[Work item] Would you please restate every record exactly as written?

────────

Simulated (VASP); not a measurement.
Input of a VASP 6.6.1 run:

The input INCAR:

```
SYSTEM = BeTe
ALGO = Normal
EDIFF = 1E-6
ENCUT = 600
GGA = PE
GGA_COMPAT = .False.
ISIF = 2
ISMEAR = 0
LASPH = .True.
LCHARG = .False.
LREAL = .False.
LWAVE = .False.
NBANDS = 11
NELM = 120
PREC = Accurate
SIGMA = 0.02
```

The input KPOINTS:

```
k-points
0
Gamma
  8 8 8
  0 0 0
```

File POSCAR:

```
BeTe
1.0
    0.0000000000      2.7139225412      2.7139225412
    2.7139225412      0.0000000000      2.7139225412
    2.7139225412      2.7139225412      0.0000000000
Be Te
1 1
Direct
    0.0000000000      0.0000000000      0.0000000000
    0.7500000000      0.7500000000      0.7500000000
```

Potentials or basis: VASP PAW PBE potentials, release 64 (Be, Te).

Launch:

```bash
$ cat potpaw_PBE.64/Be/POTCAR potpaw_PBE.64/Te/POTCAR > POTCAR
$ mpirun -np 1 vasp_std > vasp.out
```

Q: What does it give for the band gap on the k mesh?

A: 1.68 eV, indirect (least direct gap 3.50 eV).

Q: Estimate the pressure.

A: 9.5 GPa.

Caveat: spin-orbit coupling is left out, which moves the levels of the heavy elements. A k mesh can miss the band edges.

────────

[Solution]
Simulated (VASP); not a measurement.
Input of a VASP 6.6.1 run:

The input INCAR:

```
SYSTEM = BeTe
ALGO = Normal
EDIFF = 1E-6
ENCUT = 600
GGA = PE
GGA_COMPAT = .False.
ISIF = 2
ISMEAR = 0
LASPH = .True.
LCHARG = .False.
LREAL = .False.
LWAVE = .False.
NBANDS = 11
NELM = 120
PREC = Accurate
SIGMA = 0.02
```

The input KPOINTS:

```
k-points
0
Gamma
  8 8 8
  0 0 0
```

File POSCAR:

```
BeTe
1.0
    0.0000000000      2.7139225412      2.7139225412
    2.7139225412      0.0000000000      2.7139225412
    2.7139225412      2.7139225412      0.0000000000
Be Te
1 1
Direct
    0.0000000000      0.0000000000      0.0000000000
    0.7500000000      0.7500000000      0.7500000000
```

Potentials or basis: VASP PAW PBE potentials, release 64 (Be, Te).

Launch:

```bash
$ cat potpaw_PBE.64/Be/POTCAR potpaw_PBE.64/Te/POTCAR > POTCAR
$ mpirun -np 1 vasp_std > vasp.out
```

Q: What does it give for the band gap on the k mesh?

A: 1.68 eV, indirect (least direct gap 3.50 eV).

Q: Estimate the pressure.

A: 9.5 GPa.

Caveat: spin-orbit coupling is left out, which moves the levels of the heavy elements. A k mesh can miss the band edges.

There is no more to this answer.